→ Work task
All of the data below must be repeated exactly.

→ Given information
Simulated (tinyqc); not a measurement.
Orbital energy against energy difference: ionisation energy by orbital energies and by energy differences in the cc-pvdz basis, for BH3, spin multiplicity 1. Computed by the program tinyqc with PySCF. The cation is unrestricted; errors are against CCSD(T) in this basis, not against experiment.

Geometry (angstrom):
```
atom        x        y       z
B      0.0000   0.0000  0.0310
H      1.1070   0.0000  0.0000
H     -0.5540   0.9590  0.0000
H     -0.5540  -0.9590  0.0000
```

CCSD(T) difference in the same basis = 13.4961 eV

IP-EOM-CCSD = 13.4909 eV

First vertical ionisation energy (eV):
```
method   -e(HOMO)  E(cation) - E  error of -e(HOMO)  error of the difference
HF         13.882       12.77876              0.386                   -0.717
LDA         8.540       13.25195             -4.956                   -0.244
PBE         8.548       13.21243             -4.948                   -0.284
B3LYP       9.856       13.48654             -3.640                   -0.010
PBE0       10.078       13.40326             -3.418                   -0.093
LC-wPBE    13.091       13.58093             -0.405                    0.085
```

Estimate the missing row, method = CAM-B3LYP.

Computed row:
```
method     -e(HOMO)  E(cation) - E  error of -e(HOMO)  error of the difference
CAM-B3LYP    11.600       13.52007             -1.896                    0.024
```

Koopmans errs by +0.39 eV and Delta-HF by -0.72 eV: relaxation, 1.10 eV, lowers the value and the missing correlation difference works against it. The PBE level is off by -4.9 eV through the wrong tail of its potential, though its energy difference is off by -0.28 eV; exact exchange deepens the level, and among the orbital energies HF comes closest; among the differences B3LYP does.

→ Response box
Simulated (tinyqc); not a measurement.
Orbital energy against energy difference: ionisation energy by orbital energies and by energy differences in the cc-pvdz basis, for BH3, spin multiplicity 1. Computed by the program tinyqc with PySCF. The cation is unrestricted; errors are against CCSD(T) in this basis, not against experiment.

Geometry (angstrom):
```
atom        x        y       z
B      0.0000   0.0000  0.0310
H      1.1070   0.0000  0.0000
H     -0.5540   0.9590  0.0000
H     -0.5540  -0.9590  0.0000
```

CCSD(T) difference in the same basis = 13.4961 eV

IP-EOM-CCSD = 13.4909 eV

First vertical ionisation energy (eV):
```
method   -e(HOMO)  E(cation) - E  error of -e(HOMO)  error of the difference
HF         13.882       12.77876              0.386                   -0.717
LDA         8.540       13.25195             -4.956                   -0.244
PBE         8.548       13.21243             -4.948                   -0.284
B3LYP       9.856       13.48654             -3.640                   -0.010
PBE0       10.078       13.40326             -3.418                   -0.093
LC-wPBE    13.091       13.58093             -0.405                    0.085
```

Estimate the missing row, method = CAM-B3LYP.

Computed row:
```
method     -e(HOMO)  E(cation) - E  error of -e(HOMO)  error of the difference
CAM-B3LYP    11.600       13.52007             -1.896                    0.024
```

Koopmans errs by +0.39 eV and Delta-HF by -0.72 eV: relaxation, 1.10 eV, lowers the value and the missing correlation difference works against it. The PBE level is off by -4.9 eV through the wrong tail of its potential, though its energy difference is off by -0.28 eV; exact exchange deepens the level, and among the orbital energies HF comes closest; among the differences B3LYP does.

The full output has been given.